§ **WORK ORDER**
Would you please return the lines of the entries below starting at the line that has "D. 3 Ry block, no terminator" and ending at the line that has "Geometry of the", both included, exactly as they are?

BEGIN SOURCE INFORMATION

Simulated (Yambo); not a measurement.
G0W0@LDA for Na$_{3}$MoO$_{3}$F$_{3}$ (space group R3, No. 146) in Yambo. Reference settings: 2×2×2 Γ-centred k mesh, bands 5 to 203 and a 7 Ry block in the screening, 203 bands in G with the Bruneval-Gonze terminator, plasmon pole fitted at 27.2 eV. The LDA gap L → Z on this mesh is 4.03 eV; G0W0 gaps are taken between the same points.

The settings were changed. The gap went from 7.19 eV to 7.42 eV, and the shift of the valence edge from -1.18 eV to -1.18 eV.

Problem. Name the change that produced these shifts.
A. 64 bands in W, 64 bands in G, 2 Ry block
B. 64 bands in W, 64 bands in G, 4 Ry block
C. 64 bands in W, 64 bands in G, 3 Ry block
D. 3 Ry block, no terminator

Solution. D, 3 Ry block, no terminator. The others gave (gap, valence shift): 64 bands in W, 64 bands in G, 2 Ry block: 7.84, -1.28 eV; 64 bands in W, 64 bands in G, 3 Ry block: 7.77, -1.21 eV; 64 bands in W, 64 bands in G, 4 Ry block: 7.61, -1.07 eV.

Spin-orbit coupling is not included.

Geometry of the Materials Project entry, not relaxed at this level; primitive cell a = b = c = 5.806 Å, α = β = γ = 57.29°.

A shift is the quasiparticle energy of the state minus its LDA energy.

END SOURCE INFORMATION

§ **EXERCISE OUTPUT**
D. 3 Ry block, no terminator

Solution. D, 3 Ry block, no terminator. The others gave (gap, valence shift): 64 bands in W, 64 bands in G, 2 Ry block: 7.84, -1.28 eV; 64 bands in W, 64 bands in G, 3 Ry block: 7.77, -1.21 eV; 64 bands in W, 64 bands in G, 4 Ry block: 7.61, -1.07 eV.

Spin-orbit coupling is not included.

Geometry of the Materials Project entry, not relaxed at this level; primitive cell a = b = c = 5.806 Å, α = β = γ = 57.29°.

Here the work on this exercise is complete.